Word for word, transcribe the material below from its first line to the line with "Q: What do the ELF domains correspond to?", both included.

[Start of Attachment]

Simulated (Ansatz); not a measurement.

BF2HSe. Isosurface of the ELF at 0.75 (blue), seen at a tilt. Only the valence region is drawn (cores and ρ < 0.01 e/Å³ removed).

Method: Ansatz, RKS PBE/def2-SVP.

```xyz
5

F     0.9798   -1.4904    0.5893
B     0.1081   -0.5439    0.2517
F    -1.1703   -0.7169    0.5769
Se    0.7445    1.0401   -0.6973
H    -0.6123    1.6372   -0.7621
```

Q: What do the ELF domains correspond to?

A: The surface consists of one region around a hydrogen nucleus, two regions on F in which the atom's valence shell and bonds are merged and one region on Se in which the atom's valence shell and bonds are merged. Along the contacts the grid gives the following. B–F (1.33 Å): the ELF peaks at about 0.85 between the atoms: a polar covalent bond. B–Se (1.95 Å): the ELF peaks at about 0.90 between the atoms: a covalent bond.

[End of Attachment]

_Your solution_:
Simulated (Ansatz); not a measurement.

BF2HSe. Isosurface of the ELF at 0.75 (blue), seen at a tilt. Only the valence region is drawn (cores and ρ < 0.01 e/Å³ removed).

Method: Ansatz, RKS PBE/def2-SVP.

```xyz
5

F     0.9798   -1.4904    0.5893
B     0.1081   -0.5439    0.2517
F    -1.1703   -0.7169    0.5769
Se    0.7445    1.0401   -0.6973
H    -0.6123    1.6372   -0.7621
```

Q: What do the ELF domains correspond to?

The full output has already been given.